- Opening Delimiter -

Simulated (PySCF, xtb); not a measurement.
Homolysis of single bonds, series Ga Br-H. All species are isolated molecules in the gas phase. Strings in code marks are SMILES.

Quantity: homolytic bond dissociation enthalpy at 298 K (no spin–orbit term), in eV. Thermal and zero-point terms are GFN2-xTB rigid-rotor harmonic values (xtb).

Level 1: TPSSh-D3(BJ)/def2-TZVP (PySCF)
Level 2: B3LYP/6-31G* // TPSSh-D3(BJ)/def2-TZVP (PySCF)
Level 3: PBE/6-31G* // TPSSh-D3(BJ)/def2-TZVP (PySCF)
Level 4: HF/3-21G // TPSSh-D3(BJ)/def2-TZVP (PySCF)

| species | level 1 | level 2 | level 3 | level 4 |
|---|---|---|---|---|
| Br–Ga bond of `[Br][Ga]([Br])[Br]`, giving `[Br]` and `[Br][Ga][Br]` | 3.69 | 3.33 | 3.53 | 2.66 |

- Closing Delimiter -

→ **Work item**: Only the lines from the beginning of the material above through the line with "Level 1: TPSSh-D3(BJ)/def2-TZVP (PySCF)" are wanted; extract them exactly.

→ **Answer area**:
Simulated (PySCF, xtb); not a measurement.
Homolysis of single bonds, series Ga Br-H. All species are isolated molecules in the gas phase. Strings in code marks are SMILES.

Quantity: homolytic bond dissociation enthalpy at 298 K (no spin–orbit term), in eV. Thermal and zero-point terms are GFN2-xTB rigid-rotor harmonic values (xtb).

Level 1: TPSSh-D3(BJ)/def2-TZVP (PySCF)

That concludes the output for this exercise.